-------

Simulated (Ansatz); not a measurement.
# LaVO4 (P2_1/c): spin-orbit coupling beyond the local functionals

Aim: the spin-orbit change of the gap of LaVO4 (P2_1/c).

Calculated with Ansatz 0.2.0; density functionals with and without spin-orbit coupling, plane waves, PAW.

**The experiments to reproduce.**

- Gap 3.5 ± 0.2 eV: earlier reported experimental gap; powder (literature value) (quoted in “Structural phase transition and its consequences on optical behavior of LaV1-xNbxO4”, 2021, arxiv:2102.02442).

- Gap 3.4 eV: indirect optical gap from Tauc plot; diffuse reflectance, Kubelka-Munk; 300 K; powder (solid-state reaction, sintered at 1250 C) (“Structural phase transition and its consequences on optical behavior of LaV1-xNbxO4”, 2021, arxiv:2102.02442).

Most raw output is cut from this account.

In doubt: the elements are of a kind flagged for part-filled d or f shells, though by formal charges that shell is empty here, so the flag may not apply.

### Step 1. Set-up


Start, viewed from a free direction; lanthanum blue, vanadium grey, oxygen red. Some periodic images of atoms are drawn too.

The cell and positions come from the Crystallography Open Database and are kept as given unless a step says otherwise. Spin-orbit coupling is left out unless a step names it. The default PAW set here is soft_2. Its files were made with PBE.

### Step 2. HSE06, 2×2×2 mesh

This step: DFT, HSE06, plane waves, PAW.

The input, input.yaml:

-------

▶ Activity
For this task, print the records again exactly as they appear.

▶ Solution
Simulated (Ansatz); not a measurement.
# LaVO4 (P2_1/c): spin-orbit coupling beyond the local functionals

Aim: the spin-orbit change of the gap of LaVO4 (P2_1/c).

Calculated with Ansatz 0.2.0; density functionals with and without spin-orbit coupling, plane waves, PAW.

**The experiments to reproduce.**

- Gap 3.5 ± 0.2 eV: earlier reported experimental gap; powder (literature value) (quoted in “Structural phase transition and its consequences on optical behavior of LaV1-xNbxO4”, 2021, arxiv:2102.02442).

- Gap 3.4 eV: indirect optical gap from Tauc plot; diffuse reflectance, Kubelka-Munk; 300 K; powder (solid-state reaction, sintered at 1250 C) (“Structural phase transition and its consequences on optical behavior of LaV1-xNbxO4”, 2021, arxiv:2102.02442).

Most raw output is cut from this account.

In doubt: the elements are of a kind flagged for part-filled d or f shells, though by formal charges that shell is empty here, so the flag may not apply.

### Step 1. Set-up


Start, viewed from a free direction; lanthanum blue, vanadium grey, oxygen red. Some periodic images of atoms are drawn too.

The cell and positions come from the Crystallography Open Database and are kept as given unless a step says otherwise. Spin-orbit coupling is left out unless a step names it. The default PAW set here is soft_2. Its files were made with PBE.

### Step 2. HSE06, 2×2×2 mesh

This step: DFT, HSE06, plane waves, PAW.

The input, input.yaml:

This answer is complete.